### Work task
Return the listing below word for word.

### Study material
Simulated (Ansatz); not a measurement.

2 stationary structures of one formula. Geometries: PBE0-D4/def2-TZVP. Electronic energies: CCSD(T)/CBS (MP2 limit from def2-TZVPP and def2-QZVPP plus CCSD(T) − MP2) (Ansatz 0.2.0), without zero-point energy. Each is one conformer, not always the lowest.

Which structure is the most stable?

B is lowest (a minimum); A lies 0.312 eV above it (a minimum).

### Result
Simulated (Ansatz); not a measurement.

2 stationary structures of one formula. Geometries: PBE0-D4/def2-TZVP. Electronic energies: CCSD(T)/CBS (MP2 limit from def2-TZVPP and def2-QZVPP plus CCSD(T) − MP2) (Ansatz 0.2.0), without zero-point energy. Each is one conformer, not always the lowest.

Which structure is the most stable?

B is lowest (a minimum); A lies 0.312 eV above it (a minimum).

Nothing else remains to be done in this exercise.